→ **Brief**
The records are to be copied exactly and in full.

_ _ _

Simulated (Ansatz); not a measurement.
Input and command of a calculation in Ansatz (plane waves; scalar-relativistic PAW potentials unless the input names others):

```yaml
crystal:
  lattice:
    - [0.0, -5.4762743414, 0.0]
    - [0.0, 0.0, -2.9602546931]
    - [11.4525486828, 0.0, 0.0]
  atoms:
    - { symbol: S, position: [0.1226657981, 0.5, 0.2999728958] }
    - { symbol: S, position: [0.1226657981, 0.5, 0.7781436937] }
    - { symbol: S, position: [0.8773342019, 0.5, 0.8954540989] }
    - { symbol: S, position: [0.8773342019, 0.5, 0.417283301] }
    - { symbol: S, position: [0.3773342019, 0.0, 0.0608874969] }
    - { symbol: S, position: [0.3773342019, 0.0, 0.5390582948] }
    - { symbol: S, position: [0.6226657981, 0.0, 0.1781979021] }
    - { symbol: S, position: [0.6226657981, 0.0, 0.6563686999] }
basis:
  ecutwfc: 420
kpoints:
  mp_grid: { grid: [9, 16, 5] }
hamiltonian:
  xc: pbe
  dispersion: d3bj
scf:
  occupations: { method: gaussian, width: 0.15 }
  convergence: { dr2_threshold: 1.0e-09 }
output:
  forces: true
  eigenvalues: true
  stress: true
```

_ _ _

→ **Exercise answer**
Simulated (Ansatz); not a measurement.
Input and command of a calculation in Ansatz (plane waves; scalar-relativistic PAW potentials unless the input names others):

```yaml
crystal:
  lattice:
    - [0.0, -5.4762743414, 0.0]
    - [0.0, 0.0, -2.9602546931]
    - [11.4525486828, 0.0, 0.0]
  atoms:
    - { symbol: S, position: [0.1226657981, 0.5, 0.2999728958] }
    - { symbol: S, position: [0.1226657981, 0.5, 0.7781436937] }
    - { symbol: S, position: [0.8773342019, 0.5, 0.8954540989] }
    - { symbol: S, position: [0.8773342019, 0.5, 0.417283301] }
    - { symbol: S, position: [0.3773342019, 0.0, 0.0608874969] }
    - { symbol: S, position: [0.3773342019, 0.0, 0.5390582948] }
    - { symbol: S, position: [0.6226657981, 0.0, 0.1781979021] }
    - { symbol: S, position: [0.6226657981, 0.0, 0.6563686999] }
basis:
  ecutwfc: 420
kpoints:
  mp_grid: { grid: [9, 16, 5] }
hamiltonian:
  xc: pbe
  dispersion: d3bj
scf:
  occupations: { method: gaussian, width: 0.15 }
  convergence: { dr2_threshold: 1.0e-09 }
output:
  forces: true
  eigenvalues: true
  stress: true
```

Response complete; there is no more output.